### SUPPLIED ENTRIES
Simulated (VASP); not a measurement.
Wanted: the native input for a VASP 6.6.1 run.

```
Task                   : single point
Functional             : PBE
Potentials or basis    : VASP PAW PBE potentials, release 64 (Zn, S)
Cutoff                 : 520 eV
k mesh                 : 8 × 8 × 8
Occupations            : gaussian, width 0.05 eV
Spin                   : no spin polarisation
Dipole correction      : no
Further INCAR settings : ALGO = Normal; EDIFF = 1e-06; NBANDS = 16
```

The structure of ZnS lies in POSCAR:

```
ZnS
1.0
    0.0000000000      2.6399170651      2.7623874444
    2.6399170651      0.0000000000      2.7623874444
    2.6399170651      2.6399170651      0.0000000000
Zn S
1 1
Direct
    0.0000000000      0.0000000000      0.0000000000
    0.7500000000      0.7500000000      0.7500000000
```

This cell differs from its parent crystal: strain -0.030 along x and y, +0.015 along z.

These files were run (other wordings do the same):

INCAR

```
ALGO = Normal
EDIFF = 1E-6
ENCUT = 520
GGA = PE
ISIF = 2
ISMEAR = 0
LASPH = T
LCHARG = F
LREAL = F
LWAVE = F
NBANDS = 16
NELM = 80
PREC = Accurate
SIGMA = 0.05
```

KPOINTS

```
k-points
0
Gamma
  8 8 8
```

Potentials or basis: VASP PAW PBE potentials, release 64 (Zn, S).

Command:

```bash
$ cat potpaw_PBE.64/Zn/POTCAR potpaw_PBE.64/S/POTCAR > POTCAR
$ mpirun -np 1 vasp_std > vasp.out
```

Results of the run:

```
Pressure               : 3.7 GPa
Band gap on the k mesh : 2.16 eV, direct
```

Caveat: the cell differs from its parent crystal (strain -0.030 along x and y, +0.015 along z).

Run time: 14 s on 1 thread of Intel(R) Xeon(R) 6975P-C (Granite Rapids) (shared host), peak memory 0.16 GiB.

### ASSIGNED TASK
From the first line of the entries above to the line with "Caveat: the cell", please return every line exactly, keeping both ends.

### WORKED SOLUTION
Simulated (VASP); not a measurement.
Wanted: the native input for a VASP 6.6.1 run.

```
Task                   : single point
Functional             : PBE
Potentials or basis    : VASP PAW PBE potentials, release 64 (Zn, S)
Cutoff                 : 520 eV
k mesh                 : 8 × 8 × 8
Occupations            : gaussian, width 0.05 eV
Spin                   : no spin polarisation
Dipole correction      : no
Further INCAR settings : ALGO = Normal; EDIFF = 1e-06; NBANDS = 16
```

The structure of ZnS lies in POSCAR:

```
ZnS
1.0
    0.0000000000      2.6399170651      2.7623874444
    2.6399170651      0.0000000000      2.7623874444
    2.6399170651      2.6399170651      0.0000000000
Zn S
1 1
Direct
    0.0000000000      0.0000000000      0.0000000000
    0.7500000000      0.7500000000      0.7500000000
```

This cell differs from its parent crystal: strain -0.030 along x and y, +0.015 along z.

These files were run (other wordings do the same):

INCAR

```
ALGO = Normal
EDIFF = 1E-6
ENCUT = 520
GGA = PE
ISIF = 2
ISMEAR = 0
LASPH = T
LCHARG = F
LREAL = F
LWAVE = F
NBANDS = 16
NELM = 80
PREC = Accurate
SIGMA = 0.05
```

KPOINTS

```
k-points
0
Gamma
  8 8 8
```

Potentials or basis: VASP PAW PBE potentials, release 64 (Zn, S).

Command:

```bash
$ cat potpaw_PBE.64/Zn/POTCAR potpaw_PBE.64/S/POTCAR > POTCAR
$ mpirun -np 1 vasp_std > vasp.out
```

Results of the run:

```
Pressure               : 3.7 GPa
Band gap on the k mesh : 2.16 eV, direct
```

Caveat: the cell differs from its parent crystal (strain -0.030 along x and y, +0.015 along z).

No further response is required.